****************************************

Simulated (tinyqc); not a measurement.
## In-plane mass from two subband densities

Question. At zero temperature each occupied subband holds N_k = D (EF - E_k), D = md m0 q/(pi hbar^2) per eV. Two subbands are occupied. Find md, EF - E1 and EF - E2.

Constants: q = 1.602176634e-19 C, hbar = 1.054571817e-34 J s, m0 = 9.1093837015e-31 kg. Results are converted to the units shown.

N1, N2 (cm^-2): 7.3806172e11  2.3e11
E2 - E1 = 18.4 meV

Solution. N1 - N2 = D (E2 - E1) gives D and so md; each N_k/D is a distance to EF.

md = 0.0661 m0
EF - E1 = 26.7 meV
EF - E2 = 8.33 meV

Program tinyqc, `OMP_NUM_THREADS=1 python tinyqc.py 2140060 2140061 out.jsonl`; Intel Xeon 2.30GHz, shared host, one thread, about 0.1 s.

****************************************

Required action: When you come to the line containing "EF - E2 = 8.33 meV", give it and stop; before that, repeat each line of the material exactly from the first one.

Worked solution:
Simulated (tinyqc); not a measurement.
## In-plane mass from two subband densities

Question. At zero temperature each occupied subband holds N_k = D (EF - E_k), D = md m0 q/(pi hbar^2) per eV. Two subbands are occupied. Find md, EF - E1 and EF - E2.

Constants: q = 1.602176634e-19 C, hbar = 1.054571817e-34 J s, m0 = 9.1093837015e-31 kg. Results are converted to the units shown.

N1, N2 (cm^-2): 7.3806172e11  2.3e11
E2 - E1 = 18.4 meV

Solution. N1 - N2 = D (E2 - E1) gives D and so md; each N_k/D is a distance to EF.

md = 0.0661 m0
EF - E1 = 26.7 meV
EF - E2 = 8.33 meV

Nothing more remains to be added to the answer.